▶ **Work instruction**: Say the data back exactly as it is written below.

***

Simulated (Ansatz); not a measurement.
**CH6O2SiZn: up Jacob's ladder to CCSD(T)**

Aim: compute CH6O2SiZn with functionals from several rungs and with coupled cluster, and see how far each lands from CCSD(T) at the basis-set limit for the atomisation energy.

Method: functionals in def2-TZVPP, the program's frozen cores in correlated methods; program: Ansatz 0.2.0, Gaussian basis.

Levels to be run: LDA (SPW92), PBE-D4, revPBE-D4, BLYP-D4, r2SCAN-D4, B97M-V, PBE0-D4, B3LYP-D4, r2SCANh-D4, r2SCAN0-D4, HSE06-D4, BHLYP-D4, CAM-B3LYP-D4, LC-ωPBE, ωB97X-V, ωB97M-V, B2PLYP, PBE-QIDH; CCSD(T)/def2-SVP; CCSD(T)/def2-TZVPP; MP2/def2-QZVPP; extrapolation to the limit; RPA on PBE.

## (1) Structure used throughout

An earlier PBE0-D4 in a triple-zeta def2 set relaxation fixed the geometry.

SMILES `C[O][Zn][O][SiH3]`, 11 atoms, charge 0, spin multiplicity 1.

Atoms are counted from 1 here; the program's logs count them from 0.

***

▶ **Exercise result**:
Simulated (Ansatz); not a measurement.
**CH6O2SiZn: up Jacob's ladder to CCSD(T)**

Aim: compute CH6O2SiZn with functionals from several rungs and with coupled cluster, and see how far each lands from CCSD(T) at the basis-set limit for the atomisation energy.

Method: functionals in def2-TZVPP, the program's frozen cores in correlated methods; program: Ansatz 0.2.0, Gaussian basis.

Levels to be run: LDA (SPW92), PBE-D4, revPBE-D4, BLYP-D4, r2SCAN-D4, B97M-V, PBE0-D4, B3LYP-D4, r2SCANh-D4, r2SCAN0-D4, HSE06-D4, BHLYP-D4, CAM-B3LYP-D4, LC-ωPBE, ωB97X-V, ωB97M-V, B2PLYP, PBE-QIDH; CCSD(T)/def2-SVP; CCSD(T)/def2-TZVPP; MP2/def2-QZVPP; extrapolation to the limit; RPA on PBE.

## (1) Structure used throughout

An earlier PBE0-D4 in a triple-zeta def2 set relaxation fixed the geometry.

SMILES `C[O][Zn][O][SiH3]`, 11 atoms, charge 0, spin multiplicity 1.

Atoms are counted from 1 here; the program's logs count them from 0.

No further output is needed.